Work order
Working line by line, output the entries below exactly as they appear.

== Segment start ==

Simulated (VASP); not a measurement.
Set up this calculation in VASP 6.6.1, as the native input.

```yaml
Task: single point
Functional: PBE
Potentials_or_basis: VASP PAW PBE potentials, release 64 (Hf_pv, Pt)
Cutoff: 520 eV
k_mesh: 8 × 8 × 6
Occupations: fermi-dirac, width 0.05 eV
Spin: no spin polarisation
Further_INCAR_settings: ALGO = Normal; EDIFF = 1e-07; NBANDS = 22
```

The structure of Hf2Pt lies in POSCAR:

== Segment end ==

Response
Simulated (VASP); not a measurement.
Set up this calculation in VASP 6.6.1, as the native input.

```yaml
Task: single point
Functional: PBE
Potentials_or_basis: VASP PAW PBE potentials, release 64 (Hf_pv, Pt)
Cutoff: 520 eV
k_mesh: 8 × 8 × 6
Occupations: fermi-dirac, width 0.05 eV
Spin: no spin polarisation
Further_INCAR_settings: ALGO = Normal; EDIFF = 1e-07; NBANDS = 22
```

The structure of Hf2Pt lies in POSCAR:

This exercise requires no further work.